SOURCE INFORMATION:
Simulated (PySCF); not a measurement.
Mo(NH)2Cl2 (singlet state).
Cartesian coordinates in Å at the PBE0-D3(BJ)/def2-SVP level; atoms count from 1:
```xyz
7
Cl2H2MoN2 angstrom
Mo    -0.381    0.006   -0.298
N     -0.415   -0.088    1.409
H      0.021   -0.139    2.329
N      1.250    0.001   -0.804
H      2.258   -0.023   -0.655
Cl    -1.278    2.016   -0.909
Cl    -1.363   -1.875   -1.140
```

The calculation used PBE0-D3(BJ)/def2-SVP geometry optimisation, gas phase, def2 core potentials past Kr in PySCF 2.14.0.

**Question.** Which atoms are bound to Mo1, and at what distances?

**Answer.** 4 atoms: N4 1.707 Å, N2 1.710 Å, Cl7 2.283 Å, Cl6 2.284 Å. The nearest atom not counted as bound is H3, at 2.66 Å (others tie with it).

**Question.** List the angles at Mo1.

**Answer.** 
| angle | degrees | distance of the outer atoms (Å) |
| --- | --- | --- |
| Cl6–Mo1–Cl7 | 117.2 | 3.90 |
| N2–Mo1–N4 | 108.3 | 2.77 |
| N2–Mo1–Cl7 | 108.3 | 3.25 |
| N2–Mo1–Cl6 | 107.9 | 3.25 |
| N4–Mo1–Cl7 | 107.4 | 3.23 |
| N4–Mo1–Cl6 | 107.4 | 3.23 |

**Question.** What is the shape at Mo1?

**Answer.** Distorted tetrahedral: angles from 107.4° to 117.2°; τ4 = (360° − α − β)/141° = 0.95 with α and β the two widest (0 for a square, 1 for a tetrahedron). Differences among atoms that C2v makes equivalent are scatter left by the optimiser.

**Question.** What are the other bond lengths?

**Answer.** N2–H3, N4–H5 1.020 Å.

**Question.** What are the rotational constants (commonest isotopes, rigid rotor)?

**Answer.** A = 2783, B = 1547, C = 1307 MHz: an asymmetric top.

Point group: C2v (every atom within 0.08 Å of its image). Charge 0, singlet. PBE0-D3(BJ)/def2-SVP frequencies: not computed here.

BRIEF: From the first line of the data above to the line containing "angles at Mo1.", repeat everything exactly and add nothing.

EXERCISE ANSWER:
Simulated (PySCF); not a measurement.
Mo(NH)2Cl2 (singlet state).
Cartesian coordinates in Å at the PBE0-D3(BJ)/def2-SVP level; atoms count from 1:
```xyz
7
Cl2H2MoN2 angstrom
Mo    -0.381    0.006   -0.298
N     -0.415   -0.088    1.409
H      0.021   -0.139    2.329
N      1.250    0.001   -0.804
H      2.258   -0.023   -0.655
Cl    -1.278    2.016   -0.909
Cl    -1.363   -1.875   -1.140
```

The calculation used PBE0-D3(BJ)/def2-SVP geometry optimisation, gas phase, def2 core potentials past Kr in PySCF 2.14.0.

**Question.** Which atoms are bound to Mo1, and at what distances?

**Answer.** 4 atoms: N4 1.707 Å, N2 1.710 Å, Cl7 2.283 Å, Cl6 2.284 Å. The nearest atom not counted as bound is H3, at 2.66 Å (others tie with it).

**Question.** List the angles at Mo1.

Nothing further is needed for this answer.